• _Stored data_
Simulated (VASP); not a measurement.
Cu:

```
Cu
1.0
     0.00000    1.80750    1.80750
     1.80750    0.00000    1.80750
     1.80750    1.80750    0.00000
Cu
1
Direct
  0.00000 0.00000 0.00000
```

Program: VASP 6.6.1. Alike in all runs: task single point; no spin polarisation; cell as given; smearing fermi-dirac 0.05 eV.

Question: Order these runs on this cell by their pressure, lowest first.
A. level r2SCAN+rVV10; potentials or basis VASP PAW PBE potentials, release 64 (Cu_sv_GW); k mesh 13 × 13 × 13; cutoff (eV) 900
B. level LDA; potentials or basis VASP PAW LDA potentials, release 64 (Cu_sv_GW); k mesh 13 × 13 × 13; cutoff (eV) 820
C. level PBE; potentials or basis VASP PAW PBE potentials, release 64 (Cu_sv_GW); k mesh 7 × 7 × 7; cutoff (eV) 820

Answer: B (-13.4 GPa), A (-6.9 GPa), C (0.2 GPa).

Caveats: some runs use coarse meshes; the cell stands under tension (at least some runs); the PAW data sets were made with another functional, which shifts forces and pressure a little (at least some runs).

• _Work order_
What is needed here is the full listing, restated word for word.

• _Problem solution_
Simulated (VASP); not a measurement.
Cu:

```
Cu
1.0
     0.00000    1.80750    1.80750
     1.80750    0.00000    1.80750
     1.80750    1.80750    0.00000
Cu
1
Direct
  0.00000 0.00000 0.00000
```

Program: VASP 6.6.1. Alike in all runs: task single point; no spin polarisation; cell as given; smearing fermi-dirac 0.05 eV.

Question: Order these runs on this cell by their pressure, lowest first.
A. level r2SCAN+rVV10; potentials or basis VASP PAW PBE potentials, release 64 (Cu_sv_GW); k mesh 13 × 13 × 13; cutoff (eV) 900
B. level LDA; potentials or basis VASP PAW LDA potentials, release 64 (Cu_sv_GW); k mesh 13 × 13 × 13; cutoff (eV) 820
C. level PBE; potentials or basis VASP PAW PBE potentials, release 64 (Cu_sv_GW); k mesh 7 × 7 × 7; cutoff (eV) 820

Answer: B (-13.4 GPa), A (-6.9 GPa), C (0.2 GPa).

Caveats: some runs use coarse meshes; the cell stands under tension (at least some runs); the PAW data sets were made with another functional, which shifts forces and pressure a little (at least some runs).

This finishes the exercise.